Lift out, unaltered, the lines of the material below between the line holding "Theory: DFT r2SCAN, scalar-relativistic, plane" and the line holding "along the run?", counting both.

^^^^^^^^
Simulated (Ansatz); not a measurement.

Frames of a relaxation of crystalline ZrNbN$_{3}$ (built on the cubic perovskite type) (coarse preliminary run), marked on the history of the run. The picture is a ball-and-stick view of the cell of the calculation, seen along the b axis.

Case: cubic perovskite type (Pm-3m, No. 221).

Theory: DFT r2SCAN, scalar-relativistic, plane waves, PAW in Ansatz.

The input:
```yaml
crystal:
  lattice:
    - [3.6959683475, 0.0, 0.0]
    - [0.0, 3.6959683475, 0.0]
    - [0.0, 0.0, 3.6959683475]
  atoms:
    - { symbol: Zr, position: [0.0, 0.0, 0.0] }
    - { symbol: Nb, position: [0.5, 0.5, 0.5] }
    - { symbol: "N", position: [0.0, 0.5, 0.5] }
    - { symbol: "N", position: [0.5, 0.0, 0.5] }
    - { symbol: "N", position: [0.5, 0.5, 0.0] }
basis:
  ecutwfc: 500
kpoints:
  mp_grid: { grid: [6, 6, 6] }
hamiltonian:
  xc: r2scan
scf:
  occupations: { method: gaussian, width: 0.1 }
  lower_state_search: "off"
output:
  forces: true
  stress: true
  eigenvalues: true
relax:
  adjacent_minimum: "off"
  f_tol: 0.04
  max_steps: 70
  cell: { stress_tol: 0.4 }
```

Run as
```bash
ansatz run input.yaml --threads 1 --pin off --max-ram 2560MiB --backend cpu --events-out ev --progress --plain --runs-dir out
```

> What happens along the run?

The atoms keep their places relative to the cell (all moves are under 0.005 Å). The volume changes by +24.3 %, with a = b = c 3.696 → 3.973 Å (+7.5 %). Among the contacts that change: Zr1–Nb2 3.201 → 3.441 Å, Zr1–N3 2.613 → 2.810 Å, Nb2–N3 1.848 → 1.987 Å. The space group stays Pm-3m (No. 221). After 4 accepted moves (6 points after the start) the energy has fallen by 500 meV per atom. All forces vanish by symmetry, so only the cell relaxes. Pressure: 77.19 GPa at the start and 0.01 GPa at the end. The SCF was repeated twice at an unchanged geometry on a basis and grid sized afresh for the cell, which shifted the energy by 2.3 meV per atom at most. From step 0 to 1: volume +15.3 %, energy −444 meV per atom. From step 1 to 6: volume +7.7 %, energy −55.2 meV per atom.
^^^^^^^^

» **Written response**
Theory: DFT r2SCAN, scalar-relativistic, plane waves, PAW in Ansatz.

The input:
```yaml
crystal:
  lattice:
    - [3.6959683475, 0.0, 0.0]
    - [0.0, 3.6959683475, 0.0]
    - [0.0, 0.0, 3.6959683475]
  atoms:
    - { symbol: Zr, position: [0.0, 0.0, 0.0] }
    - { symbol: Nb, position: [0.5, 0.5, 0.5] }
    - { symbol: "N", position: [0.0, 0.5, 0.5] }
    - { symbol: "N", position: [0.5, 0.0, 0.5] }
    - { symbol: "N", position: [0.5, 0.5, 0.0] }
basis:
  ecutwfc: 500
kpoints:
  mp_grid: { grid: [6, 6, 6] }
hamiltonian:
  xc: r2scan
scf:
  occupations: { method: gaussian, width: 0.1 }
  lower_state_search: "off"
output:
  forces: true
  stress: true
  eigenvalues: true
relax:
  adjacent_minimum: "off"
  f_tol: 0.04
  max_steps: 70
  cell: { stress_tol: 0.4 }
```

Run as
```bash
ansatz run input.yaml --threads 1 --pin off --max-ram 2560MiB --backend cpu --events-out ev --progress --plain --runs-dir out
```

> What happens along the run?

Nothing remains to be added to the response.